-- Brief --
Every entry, exactly as given, must be retyped.

○ ○ ○ ○
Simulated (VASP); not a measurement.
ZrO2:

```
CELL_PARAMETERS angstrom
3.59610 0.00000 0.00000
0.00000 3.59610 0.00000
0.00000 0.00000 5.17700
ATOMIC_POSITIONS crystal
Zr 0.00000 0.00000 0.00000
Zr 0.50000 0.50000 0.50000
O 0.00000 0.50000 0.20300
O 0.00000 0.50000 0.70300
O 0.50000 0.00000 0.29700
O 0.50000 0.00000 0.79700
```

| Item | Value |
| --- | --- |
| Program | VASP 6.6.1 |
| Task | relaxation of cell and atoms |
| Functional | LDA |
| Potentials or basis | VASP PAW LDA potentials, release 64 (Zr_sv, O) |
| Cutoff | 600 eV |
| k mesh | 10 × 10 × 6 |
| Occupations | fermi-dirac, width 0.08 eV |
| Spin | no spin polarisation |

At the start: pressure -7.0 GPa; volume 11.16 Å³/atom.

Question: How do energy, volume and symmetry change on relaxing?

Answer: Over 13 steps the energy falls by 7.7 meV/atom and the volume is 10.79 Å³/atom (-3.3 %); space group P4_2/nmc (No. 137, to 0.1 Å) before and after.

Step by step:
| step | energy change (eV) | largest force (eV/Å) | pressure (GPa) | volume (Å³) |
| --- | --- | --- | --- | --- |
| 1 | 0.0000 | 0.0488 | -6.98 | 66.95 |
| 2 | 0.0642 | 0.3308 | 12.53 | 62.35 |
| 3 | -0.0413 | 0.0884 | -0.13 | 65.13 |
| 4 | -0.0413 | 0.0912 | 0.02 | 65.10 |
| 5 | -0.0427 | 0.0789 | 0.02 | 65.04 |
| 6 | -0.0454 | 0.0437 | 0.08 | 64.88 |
○ ○ ○ ○

-- Exercise response --
Simulated (VASP); not a measurement.
ZrO2:

```
CELL_PARAMETERS angstrom
3.59610 0.00000 0.00000
0.00000 3.59610 0.00000
0.00000 0.00000 5.17700
ATOMIC_POSITIONS crystal
Zr 0.00000 0.00000 0.00000
Zr 0.50000 0.50000 0.50000
O 0.00000 0.50000 0.20300
O 0.00000 0.50000 0.70300
O 0.50000 0.00000 0.29700
O 0.50000 0.00000 0.79700
```

| Item | Value |
| --- | --- |
| Program | VASP 6.6.1 |
| Task | relaxation of cell and atoms |
| Functional | LDA |
| Potentials or basis | VASP PAW LDA potentials, release 64 (Zr_sv, O) |
| Cutoff | 600 eV |
| k mesh | 10 × 10 × 6 |
| Occupations | fermi-dirac, width 0.08 eV |
| Spin | no spin polarisation |

At the start: pressure -7.0 GPa; volume 11.16 Å³/atom.

Question: How do energy, volume and symmetry change on relaxing?

Answer: Over 13 steps the energy falls by 7.7 meV/atom and the volume is 10.79 Å³/atom (-3.3 %); space group P4_2/nmc (No. 137, to 0.1 Å) before and after.

Step by step:
| step | energy change (eV) | largest force (eV/Å) | pressure (GPa) | volume (Å³) |
| --- | --- | --- | --- | --- |
| 1 | 0.0000 | 0.0488 | -6.98 | 66.95 |
| 2 | 0.0642 | 0.3308 | 12.53 | 62.35 |
| 3 | -0.0413 | 0.0884 | -0.13 | 65.13 |
| 4 | -0.0413 | 0.0912 | 0.02 | 65.10 |
| 5 | -0.0427 | 0.0789 | 0.02 | 65.04 |
| 6 | -0.0454 | 0.0437 | 0.08 | 64.88 |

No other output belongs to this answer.